--- --- ---
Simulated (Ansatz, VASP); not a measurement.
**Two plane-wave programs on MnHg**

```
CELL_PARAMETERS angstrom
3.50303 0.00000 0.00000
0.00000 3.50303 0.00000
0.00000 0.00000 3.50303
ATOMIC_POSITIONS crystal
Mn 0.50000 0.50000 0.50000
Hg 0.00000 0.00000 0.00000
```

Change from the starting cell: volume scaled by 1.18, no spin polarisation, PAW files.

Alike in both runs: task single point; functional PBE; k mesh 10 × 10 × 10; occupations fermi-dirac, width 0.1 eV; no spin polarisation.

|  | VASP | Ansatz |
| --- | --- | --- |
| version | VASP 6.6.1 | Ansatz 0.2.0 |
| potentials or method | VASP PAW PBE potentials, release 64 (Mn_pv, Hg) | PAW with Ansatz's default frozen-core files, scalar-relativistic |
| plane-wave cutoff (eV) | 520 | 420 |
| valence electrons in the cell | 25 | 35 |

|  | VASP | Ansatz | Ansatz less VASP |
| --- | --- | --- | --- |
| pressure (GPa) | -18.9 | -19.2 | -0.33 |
--- --- ---

▶ _Assignment_: Your job here is to copy the entries above exactly.

▶ _Written answer_:
Simulated (Ansatz, VASP); not a measurement.
**Two plane-wave programs on MnHg**

```
CELL_PARAMETERS angstrom
3.50303 0.00000 0.00000
0.00000 3.50303 0.00000
0.00000 0.00000 3.50303
ATOMIC_POSITIONS crystal
Mn 0.50000 0.50000 0.50000
Hg 0.00000 0.00000 0.00000
```

Change from the starting cell: volume scaled by 1.18, no spin polarisation, PAW files.

Alike in both runs: task single point; functional PBE; k mesh 10 × 10 × 10; occupations fermi-dirac, width 0.1 eV; no spin polarisation.

|  | VASP | Ansatz |
| --- | --- | --- |
| version | VASP 6.6.1 | Ansatz 0.2.0 |
| potentials or method | VASP PAW PBE potentials, release 64 (Mn_pv, Hg) | PAW with Ansatz's default frozen-core files, scalar-relativistic |
| plane-wave cutoff (eV) | 520 | 420 |
| valence electrons in the cell | 25 | 35 |

|  | VASP | Ansatz | Ansatz less VASP |
| --- | --- | --- | --- |
| pressure (GPa) | -18.9 | -19.2 | -0.33 |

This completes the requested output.